┄┄┄┄┄┄┄┄┄┄
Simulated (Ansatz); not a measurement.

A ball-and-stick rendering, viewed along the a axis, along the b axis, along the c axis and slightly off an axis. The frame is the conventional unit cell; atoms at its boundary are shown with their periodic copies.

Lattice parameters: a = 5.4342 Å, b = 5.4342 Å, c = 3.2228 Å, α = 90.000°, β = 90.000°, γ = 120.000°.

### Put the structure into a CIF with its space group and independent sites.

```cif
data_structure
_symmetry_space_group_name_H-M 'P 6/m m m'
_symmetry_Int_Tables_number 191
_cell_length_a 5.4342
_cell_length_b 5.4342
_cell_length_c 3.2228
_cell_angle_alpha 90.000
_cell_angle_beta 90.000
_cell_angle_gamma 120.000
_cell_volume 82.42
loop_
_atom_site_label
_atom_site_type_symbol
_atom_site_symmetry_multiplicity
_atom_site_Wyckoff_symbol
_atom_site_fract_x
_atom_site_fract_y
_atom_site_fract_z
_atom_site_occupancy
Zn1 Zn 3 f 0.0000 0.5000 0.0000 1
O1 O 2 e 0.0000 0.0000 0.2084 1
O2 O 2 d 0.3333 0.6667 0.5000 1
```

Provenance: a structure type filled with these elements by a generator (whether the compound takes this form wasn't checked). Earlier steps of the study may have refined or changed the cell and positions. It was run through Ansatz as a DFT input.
┄┄┄┄┄┄┄┄┄┄

* [Work item]
Return only the exact lines from the opening of the records through the line that contains "Lattice parameters: a", both included.

* [Worked solution]
Simulated (Ansatz); not a measurement.

A ball-and-stick rendering, viewed along the a axis, along the b axis, along the c axis and slightly off an axis. The frame is the conventional unit cell; atoms at its boundary are shown with their periodic copies.

Lattice parameters: a = 5.4342 Å, b = 5.4342 Å, c = 3.2228 Å, α = 90.000°, β = 90.000°, γ = 120.000°.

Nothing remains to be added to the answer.